• Data section

________________

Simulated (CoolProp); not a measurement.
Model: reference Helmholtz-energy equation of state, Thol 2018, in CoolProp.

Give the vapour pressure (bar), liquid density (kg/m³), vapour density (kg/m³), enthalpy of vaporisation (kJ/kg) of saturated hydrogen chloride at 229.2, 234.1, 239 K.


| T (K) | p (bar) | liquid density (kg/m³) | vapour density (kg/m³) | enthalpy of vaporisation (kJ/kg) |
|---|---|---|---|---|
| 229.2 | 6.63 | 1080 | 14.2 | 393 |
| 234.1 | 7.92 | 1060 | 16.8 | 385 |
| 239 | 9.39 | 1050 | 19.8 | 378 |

________________

• Work item
Lines after the one containing "16.8 | 385 |" are left out; every line from the start of the entries through that line is restated word for word.

• Answer box
Simulated (CoolProp); not a measurement.
Model: reference Helmholtz-energy equation of state, Thol 2018, in CoolProp.

Give the vapour pressure (bar), liquid density (kg/m³), vapour density (kg/m³), enthalpy of vaporisation (kJ/kg) of saturated hydrogen chloride at 229.2, 234.1, 239 K.


| T (K) | p (bar) | liquid density (kg/m³) | vapour density (kg/m³) | enthalpy of vaporisation (kJ/kg) |
|---|---|---|---|---|
| 229.2 | 6.63 | 1080 | 14.2 | 393 |
| 234.1 | 7.92 | 1060 | 16.8 | 385 |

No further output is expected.